▸ RECORD SET
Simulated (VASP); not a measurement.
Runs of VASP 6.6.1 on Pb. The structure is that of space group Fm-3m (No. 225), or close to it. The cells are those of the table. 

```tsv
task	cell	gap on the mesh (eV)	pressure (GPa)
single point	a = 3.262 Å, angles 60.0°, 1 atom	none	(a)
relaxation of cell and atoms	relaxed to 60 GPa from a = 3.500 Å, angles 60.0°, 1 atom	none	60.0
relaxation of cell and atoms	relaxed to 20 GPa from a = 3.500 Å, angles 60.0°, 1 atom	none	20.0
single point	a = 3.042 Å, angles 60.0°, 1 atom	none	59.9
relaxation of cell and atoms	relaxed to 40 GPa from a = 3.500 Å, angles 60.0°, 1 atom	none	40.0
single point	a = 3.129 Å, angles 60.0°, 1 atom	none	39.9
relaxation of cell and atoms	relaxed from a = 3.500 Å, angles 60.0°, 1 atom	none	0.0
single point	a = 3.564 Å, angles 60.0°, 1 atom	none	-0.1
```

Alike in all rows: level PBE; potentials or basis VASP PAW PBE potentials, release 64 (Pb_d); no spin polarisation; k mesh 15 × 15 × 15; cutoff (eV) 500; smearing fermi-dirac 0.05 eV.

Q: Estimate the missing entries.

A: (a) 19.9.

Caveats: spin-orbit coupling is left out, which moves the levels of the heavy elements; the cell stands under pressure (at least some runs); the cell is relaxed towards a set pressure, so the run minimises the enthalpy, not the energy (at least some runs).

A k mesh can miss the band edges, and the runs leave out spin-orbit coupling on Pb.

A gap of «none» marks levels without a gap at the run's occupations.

▸ BRIEF
Using only the entries above, output the line with "Q: Estimate the missing entries.", the line with "A k mesh can", and all lines between them, exactly as they stand.

▸ EXERCISE RESPONSE
Q: Estimate the missing entries.

A: (a) 19.9.

Caveats: spin-orbit coupling is left out, which moves the levels of the heavy elements; the cell stands under pressure (at least some runs); the cell is relaxed towards a set pressure, so the run minimises the enthalpy, not the energy (at least some runs).

A k mesh can miss the band edges, and the runs leave out spin-orbit coupling on Pb.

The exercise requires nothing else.